- [Brief]:
Transcribe every record exactly, omitting none.

- [Dataset excerpts]:
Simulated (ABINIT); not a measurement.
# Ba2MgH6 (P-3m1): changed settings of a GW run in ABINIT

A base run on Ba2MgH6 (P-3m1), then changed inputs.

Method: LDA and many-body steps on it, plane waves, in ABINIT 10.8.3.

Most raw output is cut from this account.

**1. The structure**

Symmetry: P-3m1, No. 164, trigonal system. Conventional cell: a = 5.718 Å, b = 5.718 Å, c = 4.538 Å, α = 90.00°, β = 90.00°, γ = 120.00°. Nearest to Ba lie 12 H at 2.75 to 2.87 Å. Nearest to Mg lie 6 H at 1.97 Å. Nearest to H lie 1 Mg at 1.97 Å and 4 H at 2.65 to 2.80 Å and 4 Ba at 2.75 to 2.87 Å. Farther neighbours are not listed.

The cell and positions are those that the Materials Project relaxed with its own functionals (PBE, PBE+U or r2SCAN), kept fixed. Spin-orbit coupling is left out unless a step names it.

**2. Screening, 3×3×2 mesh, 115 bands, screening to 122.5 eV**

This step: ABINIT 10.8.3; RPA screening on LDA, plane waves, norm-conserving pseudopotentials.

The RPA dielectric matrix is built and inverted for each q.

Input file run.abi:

- [Answer box]:
Simulated (ABINIT); not a measurement.
# Ba2MgH6 (P-3m1): changed settings of a GW run in ABINIT

A base run on Ba2MgH6 (P-3m1), then changed inputs.

Method: LDA and many-body steps on it, plane waves, in ABINIT 10.8.3.

Most raw output is cut from this account.

**1. The structure**

Symmetry: P-3m1, No. 164, trigonal system. Conventional cell: a = 5.718 Å, b = 5.718 Å, c = 4.538 Å, α = 90.00°, β = 90.00°, γ = 120.00°. Nearest to Ba lie 12 H at 2.75 to 2.87 Å. Nearest to Mg lie 6 H at 1.97 Å. Nearest to H lie 1 Mg at 1.97 Å and 4 H at 2.65 to 2.80 Å and 4 Ba at 2.75 to 2.87 Å. Farther neighbours are not listed.

The cell and positions are those that the Materials Project relaxed with its own functionals (PBE, PBE+U or r2SCAN), kept fixed. Spin-orbit coupling is left out unless a step names it.

**2. Screening, 3×3×2 mesh, 115 bands, screening to 122.5 eV**

This step: ABINIT 10.8.3; RPA screening on LDA, plane waves, norm-conserving pseudopotentials.

The RPA dielectric matrix is built and inverted for each q.

Input file run.abi:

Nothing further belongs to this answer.